───── Recorded data ─────
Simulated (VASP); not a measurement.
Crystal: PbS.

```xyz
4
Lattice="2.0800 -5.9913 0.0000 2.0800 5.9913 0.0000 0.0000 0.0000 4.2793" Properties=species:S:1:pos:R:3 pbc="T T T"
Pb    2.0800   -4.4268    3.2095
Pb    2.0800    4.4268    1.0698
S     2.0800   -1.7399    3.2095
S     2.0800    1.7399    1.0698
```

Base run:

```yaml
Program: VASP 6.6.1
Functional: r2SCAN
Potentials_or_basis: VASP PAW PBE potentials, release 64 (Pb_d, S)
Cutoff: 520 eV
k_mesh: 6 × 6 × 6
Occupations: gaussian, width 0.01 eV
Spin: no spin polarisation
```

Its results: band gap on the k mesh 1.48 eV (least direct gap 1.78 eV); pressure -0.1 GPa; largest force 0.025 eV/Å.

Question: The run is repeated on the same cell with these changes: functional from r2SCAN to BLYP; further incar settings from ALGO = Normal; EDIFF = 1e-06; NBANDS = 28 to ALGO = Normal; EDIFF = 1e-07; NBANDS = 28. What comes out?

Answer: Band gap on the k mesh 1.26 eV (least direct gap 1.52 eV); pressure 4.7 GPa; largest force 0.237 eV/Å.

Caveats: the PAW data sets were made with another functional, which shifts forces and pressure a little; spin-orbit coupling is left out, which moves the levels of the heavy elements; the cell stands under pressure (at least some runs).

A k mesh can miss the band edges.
─────

■ **Exercise**: Above are the records. Print exactly, and only, the lines from the line with "Its results: band" to the line with "Answer: Band gap", both inclusive.

■ **Task answer**:
Its results: band gap on the k mesh 1.48 eV (least direct gap 1.78 eV); pressure -0.1 GPa; largest force 0.025 eV/Å.

Question: The run is repeated on the same cell with these changes: functional from r2SCAN to BLYP; further incar settings from ALGO = Normal; EDIFF = 1e-06; NBANDS = 28 to ALGO = Normal; EDIFF = 1e-07; NBANDS = 28. What comes out?

Answer: Band gap on the k mesh 1.26 eV (least direct gap 1.52 eV); pressure 4.7 GPa; largest force 0.237 eV/Å.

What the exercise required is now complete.